====== Supplied material

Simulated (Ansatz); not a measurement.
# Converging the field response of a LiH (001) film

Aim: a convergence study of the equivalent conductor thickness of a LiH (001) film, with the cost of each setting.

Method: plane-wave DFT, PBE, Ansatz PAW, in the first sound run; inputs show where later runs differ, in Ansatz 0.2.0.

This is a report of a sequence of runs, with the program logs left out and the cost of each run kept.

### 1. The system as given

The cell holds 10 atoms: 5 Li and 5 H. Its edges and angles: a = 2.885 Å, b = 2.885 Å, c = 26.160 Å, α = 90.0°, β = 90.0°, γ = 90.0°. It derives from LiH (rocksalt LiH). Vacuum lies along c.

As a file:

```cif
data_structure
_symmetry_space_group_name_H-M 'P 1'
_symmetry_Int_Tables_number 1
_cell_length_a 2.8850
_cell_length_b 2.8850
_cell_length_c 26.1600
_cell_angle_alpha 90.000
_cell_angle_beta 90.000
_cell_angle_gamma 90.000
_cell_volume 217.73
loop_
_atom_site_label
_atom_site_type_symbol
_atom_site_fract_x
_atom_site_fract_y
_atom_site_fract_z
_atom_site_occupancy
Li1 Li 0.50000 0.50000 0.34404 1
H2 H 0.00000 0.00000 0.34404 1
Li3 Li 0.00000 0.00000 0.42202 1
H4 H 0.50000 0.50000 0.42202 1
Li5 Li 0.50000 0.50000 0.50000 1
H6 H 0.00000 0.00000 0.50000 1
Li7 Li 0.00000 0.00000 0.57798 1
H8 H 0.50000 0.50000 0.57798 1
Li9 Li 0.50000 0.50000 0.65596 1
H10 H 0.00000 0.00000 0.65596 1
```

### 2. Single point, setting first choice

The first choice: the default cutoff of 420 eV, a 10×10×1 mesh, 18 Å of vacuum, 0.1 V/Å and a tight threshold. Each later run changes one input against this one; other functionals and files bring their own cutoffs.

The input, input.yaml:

============

Task item:
Write out the records exactly, starting at the first line and stopping after the line that contains "Method: plane-wave DFT, PBE, Ansatz".

Your response:
Simulated (Ansatz); not a measurement.
# Converging the field response of a LiH (001) film

Aim: a convergence study of the equivalent conductor thickness of a LiH (001) film, with the cost of each setting.

Method: plane-wave DFT, PBE, Ansatz PAW, in the first sound run; inputs show where later runs differ, in Ansatz 0.2.0.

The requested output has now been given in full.